Material provided
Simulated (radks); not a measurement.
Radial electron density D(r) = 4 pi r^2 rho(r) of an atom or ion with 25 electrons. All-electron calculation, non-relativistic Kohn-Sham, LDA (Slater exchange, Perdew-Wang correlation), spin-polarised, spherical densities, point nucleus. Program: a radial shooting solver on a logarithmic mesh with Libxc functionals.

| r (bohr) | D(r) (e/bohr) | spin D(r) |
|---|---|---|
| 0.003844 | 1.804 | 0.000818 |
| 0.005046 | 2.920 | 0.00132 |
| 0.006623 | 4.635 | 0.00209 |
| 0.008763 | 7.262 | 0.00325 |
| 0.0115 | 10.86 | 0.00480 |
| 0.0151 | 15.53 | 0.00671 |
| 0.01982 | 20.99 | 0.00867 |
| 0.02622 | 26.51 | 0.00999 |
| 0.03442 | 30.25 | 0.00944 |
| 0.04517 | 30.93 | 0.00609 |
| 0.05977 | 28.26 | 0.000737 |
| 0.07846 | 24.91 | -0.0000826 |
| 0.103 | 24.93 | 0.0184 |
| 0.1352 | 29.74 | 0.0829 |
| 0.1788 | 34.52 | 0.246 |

Work order
Copy every line of the records above, starting with the first, up to and including the line containing "1.804 | 0.000818 |".

Exercise result
Simulated (radks); not a measurement.
Radial electron density D(r) = 4 pi r^2 rho(r) of an atom or ion with 25 electrons. All-electron calculation, non-relativistic Kohn-Sham, LDA (Slater exchange, Perdew-Wang correlation), spin-polarised, spherical densities, point nucleus. Program: a radial shooting solver on a logarithmic mesh with Libxc functionals.

| r (bohr) | D(r) (e/bohr) | spin D(r) |
|---|---|---|
| 0.003844 | 1.804 | 0.000818 |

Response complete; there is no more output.